◆ **Given data**
= Beginning of Section =
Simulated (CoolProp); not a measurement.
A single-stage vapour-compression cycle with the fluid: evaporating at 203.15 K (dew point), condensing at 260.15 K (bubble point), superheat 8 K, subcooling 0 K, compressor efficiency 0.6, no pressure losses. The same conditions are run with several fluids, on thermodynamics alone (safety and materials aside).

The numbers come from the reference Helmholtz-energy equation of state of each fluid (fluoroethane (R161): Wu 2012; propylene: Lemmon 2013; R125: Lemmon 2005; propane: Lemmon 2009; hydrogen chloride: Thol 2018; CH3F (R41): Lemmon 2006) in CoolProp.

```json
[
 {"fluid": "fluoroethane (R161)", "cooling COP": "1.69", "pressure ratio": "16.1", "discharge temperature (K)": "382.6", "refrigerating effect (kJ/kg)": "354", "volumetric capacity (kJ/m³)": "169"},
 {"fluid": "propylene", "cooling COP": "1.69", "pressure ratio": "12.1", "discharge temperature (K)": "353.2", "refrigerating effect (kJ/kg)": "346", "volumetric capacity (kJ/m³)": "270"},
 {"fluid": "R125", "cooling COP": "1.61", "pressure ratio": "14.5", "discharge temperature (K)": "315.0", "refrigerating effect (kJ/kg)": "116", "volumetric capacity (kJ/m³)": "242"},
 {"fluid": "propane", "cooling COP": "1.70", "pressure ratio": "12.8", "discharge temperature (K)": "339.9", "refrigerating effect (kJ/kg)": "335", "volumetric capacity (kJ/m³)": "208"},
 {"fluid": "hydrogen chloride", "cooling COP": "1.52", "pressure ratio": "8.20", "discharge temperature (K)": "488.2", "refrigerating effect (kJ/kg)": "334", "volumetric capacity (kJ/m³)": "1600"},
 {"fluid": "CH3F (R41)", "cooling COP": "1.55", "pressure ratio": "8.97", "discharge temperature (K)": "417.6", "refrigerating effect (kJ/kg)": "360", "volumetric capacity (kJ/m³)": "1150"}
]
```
= End of Section =

◆ **Action item**
Only the lines from the beginning of the material above through the line with "A single-stage vapour-compression" are wanted; extract them exactly.

◆ **Written reply**
Simulated (CoolProp); not a measurement.
A single-stage vapour-compression cycle with the fluid: evaporating at 203.15 K (dew point), condensing at 260.15 K (bubble point), superheat 8 K, subcooling 0 K, compressor efficiency 0.6, no pressure losses. The same conditions are run with several fluids, on thermodynamics alone (safety and materials aside).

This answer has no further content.